*** DATASET RECORDS ***

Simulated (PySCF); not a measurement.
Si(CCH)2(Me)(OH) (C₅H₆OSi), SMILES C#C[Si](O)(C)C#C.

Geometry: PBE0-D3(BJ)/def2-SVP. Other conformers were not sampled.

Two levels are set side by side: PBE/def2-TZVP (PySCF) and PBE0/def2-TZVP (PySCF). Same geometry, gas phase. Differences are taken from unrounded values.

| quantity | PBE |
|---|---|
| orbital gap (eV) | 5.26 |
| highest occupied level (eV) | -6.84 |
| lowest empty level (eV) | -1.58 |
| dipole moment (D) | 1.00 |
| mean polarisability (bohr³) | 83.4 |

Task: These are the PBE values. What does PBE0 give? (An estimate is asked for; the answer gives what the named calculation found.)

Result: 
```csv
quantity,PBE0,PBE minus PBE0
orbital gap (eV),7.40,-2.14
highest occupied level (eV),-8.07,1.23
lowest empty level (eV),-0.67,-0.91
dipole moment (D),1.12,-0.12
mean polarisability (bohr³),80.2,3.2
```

*** End of DATASET RECORDS ***

ASSIGNMENT: After locating the line that contains "Geometry: PBE0-D3(BJ)/def2-SVP. Other", please copy exactly every line from the start of the records through it, and nothing else.

WORKED SOLUTION:
Simulated (PySCF); not a measurement.
Si(CCH)2(Me)(OH) (C₅H₆OSi), SMILES C#C[Si](O)(C)C#C.

Geometry: PBE0-D3(BJ)/def2-SVP. Other conformers were not sampled.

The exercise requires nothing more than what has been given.